## Work request
The reply should consist of every entry, repeated exactly.

===== Data extract =====

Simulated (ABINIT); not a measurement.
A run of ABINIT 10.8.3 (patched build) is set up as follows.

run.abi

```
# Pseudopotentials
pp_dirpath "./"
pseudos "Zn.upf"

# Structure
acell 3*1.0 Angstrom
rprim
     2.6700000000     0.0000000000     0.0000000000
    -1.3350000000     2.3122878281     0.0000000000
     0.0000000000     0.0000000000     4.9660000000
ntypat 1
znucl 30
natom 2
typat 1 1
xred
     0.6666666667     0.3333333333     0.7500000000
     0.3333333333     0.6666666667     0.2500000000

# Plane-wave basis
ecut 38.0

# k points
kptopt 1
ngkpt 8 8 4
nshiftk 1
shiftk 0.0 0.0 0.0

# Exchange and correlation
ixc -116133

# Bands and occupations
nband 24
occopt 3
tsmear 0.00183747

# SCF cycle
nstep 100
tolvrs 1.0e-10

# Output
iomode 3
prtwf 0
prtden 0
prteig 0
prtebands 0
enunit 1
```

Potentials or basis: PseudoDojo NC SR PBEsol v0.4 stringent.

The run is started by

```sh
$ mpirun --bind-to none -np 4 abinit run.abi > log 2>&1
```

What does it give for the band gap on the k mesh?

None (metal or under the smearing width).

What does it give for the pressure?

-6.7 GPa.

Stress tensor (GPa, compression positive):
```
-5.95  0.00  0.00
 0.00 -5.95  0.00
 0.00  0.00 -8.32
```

=====

## Answer space
Simulated (ABINIT); not a measurement.
A run of ABINIT 10.8.3 (patched build) is set up as follows.

run.abi

```
# Pseudopotentials
pp_dirpath "./"
pseudos "Zn.upf"

# Structure
acell 3*1.0 Angstrom
rprim
     2.6700000000     0.0000000000     0.0000000000
    -1.3350000000     2.3122878281     0.0000000000
     0.0000000000     0.0000000000     4.9660000000
ntypat 1
znucl 30
natom 2
typat 1 1
xred
     0.6666666667     0.3333333333     0.7500000000
     0.3333333333     0.6666666667     0.2500000000

# Plane-wave basis
ecut 38.0

# k points
kptopt 1
ngkpt 8 8 4
nshiftk 1
shiftk 0.0 0.0 0.0

# Exchange and correlation
ixc -116133

# Bands and occupations
nband 24
occopt 3
tsmear 0.00183747

# SCF cycle
nstep 100
tolvrs 1.0e-10

# Output
iomode 3
prtwf 0
prtden 0
prteig 0
prtebands 0
enunit 1
```

Potentials or basis: PseudoDojo NC SR PBEsol v0.4 stringent.

The run is started by

```sh
$ mpirun --bind-to none -np 4 abinit run.abi > log 2>&1
```

What does it give for the band gap on the k mesh?

None (metal or under the smearing width).

What does it give for the pressure?

-6.7 GPa.

Stress tensor (GPa, compression positive):
```
-5.95  0.00  0.00
 0.00 -5.95  0.00
 0.00  0.00 -8.32
```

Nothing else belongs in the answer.